### WORK ORDER
Look through the data below for the line with "Question: What are", and transcribe it exactly together with each line after it up to and including the line with "Answer: In the". Give nothing else.

[[ RECORDED INFORMATION, beginning ]]

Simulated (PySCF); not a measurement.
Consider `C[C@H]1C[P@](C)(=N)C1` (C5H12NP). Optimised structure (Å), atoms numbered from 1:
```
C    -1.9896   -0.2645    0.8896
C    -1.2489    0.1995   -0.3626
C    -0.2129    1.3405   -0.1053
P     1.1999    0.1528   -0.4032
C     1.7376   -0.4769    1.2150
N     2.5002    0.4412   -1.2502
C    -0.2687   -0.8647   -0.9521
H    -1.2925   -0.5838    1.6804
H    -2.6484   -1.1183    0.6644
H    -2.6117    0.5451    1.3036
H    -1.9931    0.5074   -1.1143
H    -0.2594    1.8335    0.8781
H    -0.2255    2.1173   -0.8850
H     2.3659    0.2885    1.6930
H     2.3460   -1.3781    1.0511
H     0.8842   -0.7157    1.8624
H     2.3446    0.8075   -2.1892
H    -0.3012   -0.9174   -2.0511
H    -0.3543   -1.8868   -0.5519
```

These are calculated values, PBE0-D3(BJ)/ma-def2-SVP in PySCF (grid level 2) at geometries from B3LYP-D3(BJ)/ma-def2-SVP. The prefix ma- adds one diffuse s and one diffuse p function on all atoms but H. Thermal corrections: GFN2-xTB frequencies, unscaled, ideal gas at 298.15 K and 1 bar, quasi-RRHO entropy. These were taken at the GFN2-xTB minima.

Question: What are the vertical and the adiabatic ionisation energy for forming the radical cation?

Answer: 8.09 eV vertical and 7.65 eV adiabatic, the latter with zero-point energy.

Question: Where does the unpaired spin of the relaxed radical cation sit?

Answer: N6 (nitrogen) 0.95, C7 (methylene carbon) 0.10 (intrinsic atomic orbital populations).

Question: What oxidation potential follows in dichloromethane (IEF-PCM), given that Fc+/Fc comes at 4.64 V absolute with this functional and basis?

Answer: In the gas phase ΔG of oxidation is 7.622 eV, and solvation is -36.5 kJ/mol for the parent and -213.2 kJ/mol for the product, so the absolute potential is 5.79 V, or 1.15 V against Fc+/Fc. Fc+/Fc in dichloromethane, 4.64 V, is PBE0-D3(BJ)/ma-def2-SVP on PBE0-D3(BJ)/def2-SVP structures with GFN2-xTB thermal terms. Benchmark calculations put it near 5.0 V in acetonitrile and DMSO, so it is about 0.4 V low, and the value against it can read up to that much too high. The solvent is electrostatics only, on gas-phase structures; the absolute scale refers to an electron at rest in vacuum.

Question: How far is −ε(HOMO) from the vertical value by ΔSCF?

[[ RECORDED INFORMATION, end ]]

### YOUR RESPONSE
Question: What are the vertical and the adiabatic ionisation energy for forming the radical cation?

Answer: 8.09 eV vertical and 7.65 eV adiabatic, the latter with zero-point energy.

Question: Where does the unpaired spin of the relaxed radical cation sit?

Answer: N6 (nitrogen) 0.95, C7 (methylene carbon) 0.10 (intrinsic atomic orbital populations).

Question: What oxidation potential follows in dichloromethane (IEF-PCM), given that Fc+/Fc comes at 4.64 V absolute with this functional and basis?

Answer: In the gas phase ΔG of oxidation is 7.622 eV, and solvation is -36.5 kJ/mol for the parent and -213.2 kJ/mol for the product, so the absolute potential is 5.79 V, or 1.15 V against Fc+/Fc. Fc+/Fc in dichloromethane, 4.64 V, is PBE0-D3(BJ)/ma-def2-SVP on PBE0-D3(BJ)/def2-SVP structures with GFN2-xTB thermal terms. Benchmark calculations put it near 5.0 V in acetonitrile and DMSO, so it is about 0.4 V low, and the value against it can read up to that much too high. The solvent is electrostatics only, on gas-phase structures; the absolute scale refers to an electron at rest in vacuum.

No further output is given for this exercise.